▸ The data:
# # #

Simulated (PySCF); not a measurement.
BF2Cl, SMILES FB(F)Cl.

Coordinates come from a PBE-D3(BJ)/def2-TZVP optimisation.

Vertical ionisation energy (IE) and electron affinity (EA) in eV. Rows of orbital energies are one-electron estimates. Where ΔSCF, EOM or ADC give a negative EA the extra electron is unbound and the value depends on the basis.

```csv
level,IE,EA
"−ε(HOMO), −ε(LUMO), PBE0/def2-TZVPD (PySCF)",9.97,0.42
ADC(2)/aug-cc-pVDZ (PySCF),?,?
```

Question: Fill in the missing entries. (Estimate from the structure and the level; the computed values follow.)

# # #

▸ Requirement: The whole listing above, restated word for word, is the required answer.

▸ Exercise answer:
Simulated (PySCF); not a measurement.
BF2Cl, SMILES FB(F)Cl.

Coordinates come from a PBE-D3(BJ)/def2-TZVP optimisation.

Vertical ionisation energy (IE) and electron affinity (EA) in eV. Rows of orbital energies are one-electron estimates. Where ΔSCF, EOM or ADC give a negative EA the extra electron is unbound and the value depends on the basis.

```csv
level,IE,EA
"−ε(HOMO), −ε(LUMO), PBE0/def2-TZVPD (PySCF)",9.97,0.42
ADC(2)/aug-cc-pVDZ (PySCF),?,?
```

Question: Fill in the missing entries. (Estimate from the structure and the level; the computed values follow.)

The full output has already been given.